**Requirement:**
Produce an exact copy of the lines below, starting at the first and ending with the line containing "what makes it?".

**Supplied entries:**
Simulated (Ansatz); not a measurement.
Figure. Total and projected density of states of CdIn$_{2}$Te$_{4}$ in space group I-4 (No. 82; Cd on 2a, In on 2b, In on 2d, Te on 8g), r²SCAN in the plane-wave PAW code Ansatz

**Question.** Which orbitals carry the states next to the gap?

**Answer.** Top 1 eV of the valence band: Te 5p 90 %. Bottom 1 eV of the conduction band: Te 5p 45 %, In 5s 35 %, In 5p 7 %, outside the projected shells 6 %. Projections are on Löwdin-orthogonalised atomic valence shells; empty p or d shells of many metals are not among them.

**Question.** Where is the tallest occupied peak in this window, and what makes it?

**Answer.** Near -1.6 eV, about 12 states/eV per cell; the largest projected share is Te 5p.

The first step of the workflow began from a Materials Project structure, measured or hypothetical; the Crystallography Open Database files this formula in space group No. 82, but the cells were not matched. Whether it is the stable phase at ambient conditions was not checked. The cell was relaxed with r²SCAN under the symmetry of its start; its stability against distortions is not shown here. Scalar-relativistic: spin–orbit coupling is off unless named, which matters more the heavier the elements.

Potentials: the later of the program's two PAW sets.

**Response:**
Simulated (Ansatz); not a measurement.
Figure. Total and projected density of states of CdIn$_{2}$Te$_{4}$ in space group I-4 (No. 82; Cd on 2a, In on 2b, In on 2d, Te on 8g), r²SCAN in the plane-wave PAW code Ansatz

**Question.** Which orbitals carry the states next to the gap?

**Answer.** Top 1 eV of the valence band: Te 5p 90 %. Bottom 1 eV of the conduction band: Te 5p 45 %, In 5s 35 %, In 5p 7 %, outside the projected shells 6 %. Projections are on Löwdin-orthogonalised atomic valence shells; empty p or d shells of many metals are not among them.

**Question.** Where is the tallest occupied peak in this window, and what makes it?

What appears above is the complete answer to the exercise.